__________________________________________________

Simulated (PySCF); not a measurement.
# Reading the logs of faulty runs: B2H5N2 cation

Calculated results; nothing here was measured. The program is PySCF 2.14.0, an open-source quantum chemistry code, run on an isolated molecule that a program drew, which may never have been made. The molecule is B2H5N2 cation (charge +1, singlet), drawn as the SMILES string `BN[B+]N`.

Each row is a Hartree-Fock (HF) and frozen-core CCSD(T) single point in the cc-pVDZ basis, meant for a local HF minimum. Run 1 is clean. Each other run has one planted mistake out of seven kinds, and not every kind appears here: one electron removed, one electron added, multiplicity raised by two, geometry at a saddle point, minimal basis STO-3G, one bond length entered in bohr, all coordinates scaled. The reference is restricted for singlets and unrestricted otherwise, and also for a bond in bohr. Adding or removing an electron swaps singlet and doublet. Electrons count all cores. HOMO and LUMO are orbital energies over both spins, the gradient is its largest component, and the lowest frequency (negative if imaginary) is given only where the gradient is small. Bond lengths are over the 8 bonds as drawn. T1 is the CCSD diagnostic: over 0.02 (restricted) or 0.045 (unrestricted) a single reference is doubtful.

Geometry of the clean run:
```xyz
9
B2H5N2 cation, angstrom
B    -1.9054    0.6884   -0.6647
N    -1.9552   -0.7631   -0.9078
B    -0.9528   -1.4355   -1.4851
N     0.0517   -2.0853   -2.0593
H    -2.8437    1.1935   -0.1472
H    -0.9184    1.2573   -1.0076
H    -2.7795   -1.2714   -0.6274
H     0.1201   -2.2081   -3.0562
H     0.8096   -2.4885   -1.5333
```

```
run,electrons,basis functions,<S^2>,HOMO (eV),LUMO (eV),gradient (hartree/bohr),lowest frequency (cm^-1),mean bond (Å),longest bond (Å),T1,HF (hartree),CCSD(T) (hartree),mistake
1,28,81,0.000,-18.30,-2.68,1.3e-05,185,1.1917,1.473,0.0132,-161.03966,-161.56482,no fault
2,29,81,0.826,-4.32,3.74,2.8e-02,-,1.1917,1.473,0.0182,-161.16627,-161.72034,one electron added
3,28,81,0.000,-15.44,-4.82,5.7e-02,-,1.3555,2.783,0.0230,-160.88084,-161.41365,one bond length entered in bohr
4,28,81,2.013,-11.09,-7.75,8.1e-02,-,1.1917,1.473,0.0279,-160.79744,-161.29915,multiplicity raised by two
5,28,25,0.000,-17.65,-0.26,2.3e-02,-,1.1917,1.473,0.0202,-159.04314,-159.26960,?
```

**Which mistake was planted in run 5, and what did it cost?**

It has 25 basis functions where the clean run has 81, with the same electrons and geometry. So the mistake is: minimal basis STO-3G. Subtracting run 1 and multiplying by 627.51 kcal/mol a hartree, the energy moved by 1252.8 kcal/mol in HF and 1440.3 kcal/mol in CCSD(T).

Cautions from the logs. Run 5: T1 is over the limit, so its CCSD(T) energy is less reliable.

__________________________________________________

▸ **ASSIGNED TASK**: Retype only this range exactly: the first line of the data through the line where "Calculated results; nothing" appears.

▸ **TASK OUTPUT**:
Simulated (PySCF); not a measurement.
# Reading the logs of faulty runs: B2H5N2 cation

Calculated results; nothing here was measured. The program is PySCF 2.14.0, an open-source quantum chemistry code, run on an isolated molecule that a program drew, which may never have been made. The molecule is B2H5N2 cation (charge +1, singlet), drawn as the SMILES string `BN[B+]N`.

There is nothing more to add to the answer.